**EXERCISE**
Set down all of the data that follows, keeping every character.

**EXTRACTED ENTRIES**
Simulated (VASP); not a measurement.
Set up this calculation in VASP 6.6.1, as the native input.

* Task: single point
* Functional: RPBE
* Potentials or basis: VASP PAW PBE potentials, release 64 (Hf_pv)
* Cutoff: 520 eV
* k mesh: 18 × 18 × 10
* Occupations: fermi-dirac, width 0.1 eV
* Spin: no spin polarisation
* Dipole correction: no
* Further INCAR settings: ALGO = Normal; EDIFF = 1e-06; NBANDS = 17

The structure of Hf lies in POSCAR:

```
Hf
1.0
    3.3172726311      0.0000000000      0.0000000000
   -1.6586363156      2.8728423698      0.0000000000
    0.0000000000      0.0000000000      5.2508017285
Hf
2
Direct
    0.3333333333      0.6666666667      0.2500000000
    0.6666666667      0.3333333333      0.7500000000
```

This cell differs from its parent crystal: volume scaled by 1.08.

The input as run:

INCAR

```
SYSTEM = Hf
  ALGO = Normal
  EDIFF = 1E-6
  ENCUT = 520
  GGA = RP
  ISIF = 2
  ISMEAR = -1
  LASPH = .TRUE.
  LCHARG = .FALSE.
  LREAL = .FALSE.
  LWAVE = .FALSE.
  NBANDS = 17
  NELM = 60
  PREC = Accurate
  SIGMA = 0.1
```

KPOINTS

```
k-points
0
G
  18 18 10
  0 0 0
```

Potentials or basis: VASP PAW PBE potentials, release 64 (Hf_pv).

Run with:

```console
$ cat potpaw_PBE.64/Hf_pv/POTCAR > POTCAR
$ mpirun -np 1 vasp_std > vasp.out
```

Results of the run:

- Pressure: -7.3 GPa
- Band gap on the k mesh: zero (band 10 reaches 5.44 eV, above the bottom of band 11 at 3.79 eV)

**RESULT**
Simulated (VASP); not a measurement.
Set up this calculation in VASP 6.6.1, as the native input.

* Task: single point
* Functional: RPBE
* Potentials or basis: VASP PAW PBE potentials, release 64 (Hf_pv)
* Cutoff: 520 eV
* k mesh: 18 × 18 × 10
* Occupations: fermi-dirac, width 0.1 eV
* Spin: no spin polarisation
* Dipole correction: no
* Further INCAR settings: ALGO = Normal; EDIFF = 1e-06; NBANDS = 17

The structure of Hf lies in POSCAR:

```
Hf
1.0
    3.3172726311      0.0000000000      0.0000000000
   -1.6586363156      2.8728423698      0.0000000000
    0.0000000000      0.0000000000      5.2508017285
Hf
2
Direct
    0.3333333333      0.6666666667      0.2500000000
    0.6666666667      0.3333333333      0.7500000000
```

This cell differs from its parent crystal: volume scaled by 1.08.

The input as run:

INCAR

```
SYSTEM = Hf
  ALGO = Normal
  EDIFF = 1E-6
  ENCUT = 520
  GGA = RP
  ISIF = 2
  ISMEAR = -1
  LASPH = .TRUE.
  LCHARG = .FALSE.
  LREAL = .FALSE.
  LWAVE = .FALSE.
  NBANDS = 17
  NELM = 60
  PREC = Accurate
  SIGMA = 0.1
```

KPOINTS

```
k-points
0
G
  18 18 10
  0 0 0
```

Potentials or basis: VASP PAW PBE potentials, release 64 (Hf_pv).

Run with:

```console
$ cat potpaw_PBE.64/Hf_pv/POTCAR > POTCAR
$ mpirun -np 1 vasp_std > vasp.out
```

Results of the run:

- Pressure: -7.3 GPa
- Band gap on the k mesh: zero (band 10 reaches 5.44 eV, above the bottom of band 11 at 3.79 eV)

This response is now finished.